### [Data under study]
● ● ● ●
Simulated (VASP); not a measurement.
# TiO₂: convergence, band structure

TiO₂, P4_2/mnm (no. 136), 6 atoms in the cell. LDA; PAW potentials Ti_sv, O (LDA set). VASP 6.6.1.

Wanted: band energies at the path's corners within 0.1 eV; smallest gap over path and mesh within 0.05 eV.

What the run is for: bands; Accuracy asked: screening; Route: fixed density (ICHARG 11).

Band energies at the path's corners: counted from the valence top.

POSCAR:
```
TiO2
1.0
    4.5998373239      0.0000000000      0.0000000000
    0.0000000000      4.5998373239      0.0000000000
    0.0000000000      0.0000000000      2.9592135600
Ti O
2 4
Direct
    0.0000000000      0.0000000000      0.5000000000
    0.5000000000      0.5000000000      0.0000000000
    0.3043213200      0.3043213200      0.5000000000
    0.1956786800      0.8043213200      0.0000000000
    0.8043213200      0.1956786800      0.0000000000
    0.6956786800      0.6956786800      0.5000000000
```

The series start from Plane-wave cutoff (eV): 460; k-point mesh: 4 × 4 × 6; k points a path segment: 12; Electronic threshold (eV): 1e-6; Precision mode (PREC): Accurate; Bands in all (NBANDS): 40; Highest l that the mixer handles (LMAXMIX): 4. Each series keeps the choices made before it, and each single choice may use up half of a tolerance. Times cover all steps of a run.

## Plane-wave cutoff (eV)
● ● ● ●

Take the lines above and retype all of them exactly.

### [Response box]
Simulated (VASP); not a measurement.
# TiO₂: convergence, band structure

TiO₂, P4_2/mnm (no. 136), 6 atoms in the cell. LDA; PAW potentials Ti_sv, O (LDA set). VASP 6.6.1.

Wanted: band energies at the path's corners within 0.1 eV; smallest gap over path and mesh within 0.05 eV.

What the run is for: bands; Accuracy asked: screening; Route: fixed density (ICHARG 11).

Band energies at the path's corners: counted from the valence top.

POSCAR:
```
TiO2
1.0
    4.5998373239      0.0000000000      0.0000000000
    0.0000000000      4.5998373239      0.0000000000
    0.0000000000      0.0000000000      2.9592135600
Ti O
2 4
Direct
    0.0000000000      0.0000000000      0.5000000000
    0.5000000000      0.5000000000      0.0000000000
    0.3043213200      0.3043213200      0.5000000000
    0.1956786800      0.8043213200      0.0000000000
    0.8043213200      0.1956786800      0.0000000000
    0.6956786800      0.6956786800      0.5000000000
```

The series start from Plane-wave cutoff (eV): 460; k-point mesh: 4 × 4 × 6; k points a path segment: 12; Electronic threshold (eV): 1e-6; Precision mode (PREC): Accurate; Bands in all (NBANDS): 40; Highest l that the mixer handles (LMAXMIX): 4. Each series keeps the choices made before it, and each single choice may use up half of a tolerance. Times cover all steps of a run.

## Plane-wave cutoff (eV)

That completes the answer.